/---

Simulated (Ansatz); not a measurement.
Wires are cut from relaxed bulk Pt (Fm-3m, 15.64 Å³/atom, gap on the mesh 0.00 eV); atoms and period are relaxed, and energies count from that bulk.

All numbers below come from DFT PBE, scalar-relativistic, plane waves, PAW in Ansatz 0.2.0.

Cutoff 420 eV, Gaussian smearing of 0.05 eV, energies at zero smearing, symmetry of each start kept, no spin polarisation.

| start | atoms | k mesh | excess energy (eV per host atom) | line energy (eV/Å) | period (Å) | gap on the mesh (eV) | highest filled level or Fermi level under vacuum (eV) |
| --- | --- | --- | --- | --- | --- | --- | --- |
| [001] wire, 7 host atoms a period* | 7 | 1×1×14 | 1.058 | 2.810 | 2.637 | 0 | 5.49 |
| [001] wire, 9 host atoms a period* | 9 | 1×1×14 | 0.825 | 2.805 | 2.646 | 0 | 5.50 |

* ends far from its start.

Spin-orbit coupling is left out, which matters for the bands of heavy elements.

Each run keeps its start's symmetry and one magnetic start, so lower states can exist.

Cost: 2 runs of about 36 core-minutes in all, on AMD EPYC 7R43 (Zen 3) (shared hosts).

\---

**Work order:** From the records above, quote only the lines running from the line with "from its start." to the line with "Each run keeps", both lines included.

**Answer box:**
* ends far from its start.

Spin-orbit coupling is left out, which matters for the bands of heavy elements.

Each run keeps its start's symmetry and one magnetic start, so lower states can exist.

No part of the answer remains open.